- _Work task_
Nothing in the records may be left out or altered; reproduce them all exactly.

- _Data for analysis_
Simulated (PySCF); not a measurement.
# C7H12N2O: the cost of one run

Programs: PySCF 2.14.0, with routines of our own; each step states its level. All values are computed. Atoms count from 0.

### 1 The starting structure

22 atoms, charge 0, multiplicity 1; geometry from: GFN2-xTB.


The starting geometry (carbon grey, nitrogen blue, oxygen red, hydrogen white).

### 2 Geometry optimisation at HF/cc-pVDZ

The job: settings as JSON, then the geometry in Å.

- _Your solution_
Simulated (PySCF); not a measurement.
# C7H12N2O: the cost of one run

Programs: PySCF 2.14.0, with routines of our own; each step states its level. All values are computed. Atoms count from 0.

### 1 The starting structure

22 atoms, charge 0, multiplicity 1; geometry from: GFN2-xTB.


The starting geometry (carbon grey, nitrogen blue, oxygen red, hydrogen white).

### 2 Geometry optimisation at HF/cc-pVDZ

The job: settings as JSON, then the geometry in Å.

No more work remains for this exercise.